[Assignment]: Begin at the line containing "Atoms are counted" in the entries below and end at the line containing "This LDA is"; transcribe that range exactly and nothing outside it.

============
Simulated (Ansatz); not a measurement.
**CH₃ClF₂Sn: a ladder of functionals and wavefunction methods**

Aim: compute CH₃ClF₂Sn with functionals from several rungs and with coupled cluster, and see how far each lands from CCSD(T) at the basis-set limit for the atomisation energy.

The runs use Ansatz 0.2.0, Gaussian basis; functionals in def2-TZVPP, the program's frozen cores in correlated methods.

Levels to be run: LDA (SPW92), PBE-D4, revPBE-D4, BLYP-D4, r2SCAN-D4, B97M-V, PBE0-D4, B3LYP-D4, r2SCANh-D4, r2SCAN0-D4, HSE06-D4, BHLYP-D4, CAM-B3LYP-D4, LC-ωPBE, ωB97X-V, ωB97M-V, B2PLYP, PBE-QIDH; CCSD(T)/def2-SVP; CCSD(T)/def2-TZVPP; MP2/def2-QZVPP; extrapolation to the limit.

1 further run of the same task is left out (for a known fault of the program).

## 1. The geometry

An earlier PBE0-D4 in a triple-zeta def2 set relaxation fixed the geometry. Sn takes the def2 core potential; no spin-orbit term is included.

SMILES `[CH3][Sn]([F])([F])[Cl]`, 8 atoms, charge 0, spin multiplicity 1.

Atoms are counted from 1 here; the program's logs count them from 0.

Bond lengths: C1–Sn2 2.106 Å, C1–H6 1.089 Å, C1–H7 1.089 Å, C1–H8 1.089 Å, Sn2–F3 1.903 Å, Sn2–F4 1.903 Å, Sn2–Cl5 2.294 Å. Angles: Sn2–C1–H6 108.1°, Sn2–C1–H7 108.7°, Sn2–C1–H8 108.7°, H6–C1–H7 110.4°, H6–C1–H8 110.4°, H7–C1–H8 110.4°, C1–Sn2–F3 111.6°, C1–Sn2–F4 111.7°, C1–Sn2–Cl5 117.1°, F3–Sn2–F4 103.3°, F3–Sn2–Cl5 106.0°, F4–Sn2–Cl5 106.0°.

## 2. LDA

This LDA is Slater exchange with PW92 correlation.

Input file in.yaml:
============

[Exercise answer]:
Atoms are counted from 1 here; the program's logs count them from 0.

Bond lengths: C1–Sn2 2.106 Å, C1–H6 1.089 Å, C1–H7 1.089 Å, C1–H8 1.089 Å, Sn2–F3 1.903 Å, Sn2–F4 1.903 Å, Sn2–Cl5 2.294 Å. Angles: Sn2–C1–H6 108.1°, Sn2–C1–H7 108.7°, Sn2–C1–H8 108.7°, H6–C1–H7 110.4°, H6–C1–H8 110.4°, H7–C1–H8 110.4°, C1–Sn2–F3 111.6°, C1–Sn2–F4 111.7°, C1–Sn2–Cl5 117.1°, F3–Sn2–F4 103.3°, F3–Sn2–Cl5 106.0°, F4–Sn2–Cl5 106.0°.

## 2. LDA

This LDA is Slater exchange with PW92 correlation.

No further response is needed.